WORK ITEM: Copy the following listing word for word.

ENTRIES SHOWN:
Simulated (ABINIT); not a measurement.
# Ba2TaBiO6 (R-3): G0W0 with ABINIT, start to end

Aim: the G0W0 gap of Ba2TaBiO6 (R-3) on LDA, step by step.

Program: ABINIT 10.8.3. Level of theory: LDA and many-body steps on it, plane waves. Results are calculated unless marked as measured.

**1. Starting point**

TASK RESPONSE:
Simulated (ABINIT); not a measurement.
# Ba2TaBiO6 (R-3): G0W0 with ABINIT, start to end

Aim: the G0W0 gap of Ba2TaBiO6 (R-3) on LDA, step by step.

Program: ABINIT 10.8.3. Level of theory: LDA and many-body steps on it, plane waves. Results are calculated unless marked as measured.

**1. Starting point**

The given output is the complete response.